### WORK INSTRUCTION
Exactly the lines from the beginning of the material to the line with "Si 4.0357 6.8132 4.0566" are to be repeated, both ends included.

RECORDS SUPPLIED section start

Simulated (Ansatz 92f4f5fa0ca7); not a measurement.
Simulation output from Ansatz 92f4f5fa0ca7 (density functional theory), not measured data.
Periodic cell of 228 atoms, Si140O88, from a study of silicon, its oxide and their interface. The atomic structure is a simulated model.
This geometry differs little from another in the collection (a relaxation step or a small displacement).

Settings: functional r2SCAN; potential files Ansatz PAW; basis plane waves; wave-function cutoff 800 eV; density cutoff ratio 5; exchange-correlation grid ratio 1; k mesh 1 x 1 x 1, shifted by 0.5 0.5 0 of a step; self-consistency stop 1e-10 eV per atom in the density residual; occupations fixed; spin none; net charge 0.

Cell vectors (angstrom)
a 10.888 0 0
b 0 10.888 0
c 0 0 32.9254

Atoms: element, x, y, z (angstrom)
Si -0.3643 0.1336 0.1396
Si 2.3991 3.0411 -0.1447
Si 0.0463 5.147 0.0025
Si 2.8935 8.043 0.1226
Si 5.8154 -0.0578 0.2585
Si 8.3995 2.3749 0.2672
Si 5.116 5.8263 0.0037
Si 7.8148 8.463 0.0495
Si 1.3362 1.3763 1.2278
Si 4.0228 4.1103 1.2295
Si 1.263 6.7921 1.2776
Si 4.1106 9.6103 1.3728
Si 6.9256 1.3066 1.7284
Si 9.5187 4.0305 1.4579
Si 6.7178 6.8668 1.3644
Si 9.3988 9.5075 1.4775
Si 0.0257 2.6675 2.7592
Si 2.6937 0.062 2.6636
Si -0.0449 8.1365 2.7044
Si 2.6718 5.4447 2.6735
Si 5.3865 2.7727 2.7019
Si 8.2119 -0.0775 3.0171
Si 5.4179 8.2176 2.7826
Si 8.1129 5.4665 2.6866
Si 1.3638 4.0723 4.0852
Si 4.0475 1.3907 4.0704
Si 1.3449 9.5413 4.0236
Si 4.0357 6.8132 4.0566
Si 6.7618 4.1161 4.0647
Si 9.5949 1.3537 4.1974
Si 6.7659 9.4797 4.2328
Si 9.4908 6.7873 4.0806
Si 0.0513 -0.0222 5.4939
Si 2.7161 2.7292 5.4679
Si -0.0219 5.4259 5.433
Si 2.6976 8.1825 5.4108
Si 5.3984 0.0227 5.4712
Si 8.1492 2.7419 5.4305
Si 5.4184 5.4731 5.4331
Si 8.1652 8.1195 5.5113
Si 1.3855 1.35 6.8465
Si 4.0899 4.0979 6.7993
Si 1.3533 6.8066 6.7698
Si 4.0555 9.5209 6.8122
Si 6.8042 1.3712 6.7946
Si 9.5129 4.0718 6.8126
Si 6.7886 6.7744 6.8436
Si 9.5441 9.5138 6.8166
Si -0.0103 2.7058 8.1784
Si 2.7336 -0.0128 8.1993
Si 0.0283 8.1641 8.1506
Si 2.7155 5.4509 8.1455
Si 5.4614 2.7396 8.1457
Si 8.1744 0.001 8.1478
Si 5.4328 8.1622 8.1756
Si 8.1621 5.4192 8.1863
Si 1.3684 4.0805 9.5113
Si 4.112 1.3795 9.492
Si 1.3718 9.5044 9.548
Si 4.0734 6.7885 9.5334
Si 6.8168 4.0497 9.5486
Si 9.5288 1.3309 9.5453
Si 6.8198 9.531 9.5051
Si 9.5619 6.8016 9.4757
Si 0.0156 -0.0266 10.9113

RECORDS SUPPLIED section end

### ANSWER BOX
Simulated (Ansatz 92f4f5fa0ca7); not a measurement.
Simulation output from Ansatz 92f4f5fa0ca7 (density functional theory), not measured data.
Periodic cell of 228 atoms, Si140O88, from a study of silicon, its oxide and their interface. The atomic structure is a simulated model.
This geometry differs little from another in the collection (a relaxation step or a small displacement).

Settings: functional r2SCAN; potential files Ansatz PAW; basis plane waves; wave-function cutoff 800 eV; density cutoff ratio 5; exchange-correlation grid ratio 1; k mesh 1 x 1 x 1, shifted by 0.5 0.5 0 of a step; self-consistency stop 1e-10 eV per atom in the density residual; occupations fixed; spin none; net charge 0.

Cell vectors (angstrom)
a 10.888 0 0
b 0 10.888 0
c 0 0 32.9254

Atoms: element, x, y, z (angstrom)
Si -0.3643 0.1336 0.1396
Si 2.3991 3.0411 -0.1447
Si 0.0463 5.147 0.0025
Si 2.8935 8.043 0.1226
Si 5.8154 -0.0578 0.2585
Si 8.3995 2.3749 0.2672
Si 5.116 5.8263 0.0037
Si 7.8148 8.463 0.0495
Si 1.3362 1.3763 1.2278
Si 4.0228 4.1103 1.2295
Si 1.263 6.7921 1.2776
Si 4.1106 9.6103 1.3728
Si 6.9256 1.3066 1.7284
Si 9.5187 4.0305 1.4579
Si 6.7178 6.8668 1.3644
Si 9.3988 9.5075 1.4775
Si 0.0257 2.6675 2.7592
Si 2.6937 0.062 2.6636
Si -0.0449 8.1365 2.7044
Si 2.6718 5.4447 2.6735
Si 5.3865 2.7727 2.7019
Si 8.2119 -0.0775 3.0171
Si 5.4179 8.2176 2.7826
Si 8.1129 5.4665 2.6866
Si 1.3638 4.0723 4.0852
Si 4.0475 1.3907 4.0704
Si 1.3449 9.5413 4.0236
Si 4.0357 6.8132 4.0566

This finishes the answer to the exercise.